- [Assigned task]
Below are records; reproduce exactly the lines from the one that has "Potentials or basis: VASP" through the one that has "Caveat: spin-orbit coupling", ends included, and nothing more.

□ □ □
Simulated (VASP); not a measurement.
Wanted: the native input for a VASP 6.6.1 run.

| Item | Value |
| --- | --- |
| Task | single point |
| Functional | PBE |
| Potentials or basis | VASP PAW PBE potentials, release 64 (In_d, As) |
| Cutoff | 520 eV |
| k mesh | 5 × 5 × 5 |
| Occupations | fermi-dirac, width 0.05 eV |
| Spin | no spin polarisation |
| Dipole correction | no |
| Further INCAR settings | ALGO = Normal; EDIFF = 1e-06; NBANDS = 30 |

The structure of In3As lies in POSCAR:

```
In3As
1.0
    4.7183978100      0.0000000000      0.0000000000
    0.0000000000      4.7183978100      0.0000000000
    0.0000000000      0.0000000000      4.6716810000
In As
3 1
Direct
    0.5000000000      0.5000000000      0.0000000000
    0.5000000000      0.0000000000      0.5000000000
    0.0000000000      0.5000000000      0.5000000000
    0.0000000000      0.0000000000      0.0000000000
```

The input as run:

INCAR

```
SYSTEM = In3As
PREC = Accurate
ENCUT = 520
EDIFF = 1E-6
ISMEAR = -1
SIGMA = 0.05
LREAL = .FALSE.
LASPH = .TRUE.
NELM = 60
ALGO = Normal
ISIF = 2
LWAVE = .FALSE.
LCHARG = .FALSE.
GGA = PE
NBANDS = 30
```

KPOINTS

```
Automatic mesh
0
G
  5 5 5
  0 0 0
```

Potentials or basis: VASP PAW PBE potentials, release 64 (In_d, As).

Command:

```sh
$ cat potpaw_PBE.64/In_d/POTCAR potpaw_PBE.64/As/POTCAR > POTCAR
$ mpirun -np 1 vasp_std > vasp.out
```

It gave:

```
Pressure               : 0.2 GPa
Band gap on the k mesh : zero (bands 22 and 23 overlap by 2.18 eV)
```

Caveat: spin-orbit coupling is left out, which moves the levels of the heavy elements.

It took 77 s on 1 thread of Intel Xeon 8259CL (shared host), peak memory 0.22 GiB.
□ □ □

- [Written solution]
Potentials or basis: VASP PAW PBE potentials, release 64 (In_d, As).

Command:

```sh
$ cat potpaw_PBE.64/In_d/POTCAR potpaw_PBE.64/As/POTCAR > POTCAR
$ mpirun -np 1 vasp_std > vasp.out
```

It gave:

```
Pressure               : 0.2 GPa
Band gap on the k mesh : zero (bands 22 and 23 overlap by 2.18 eV)
```

Caveat: spin-orbit coupling is left out, which moves the levels of the heavy elements.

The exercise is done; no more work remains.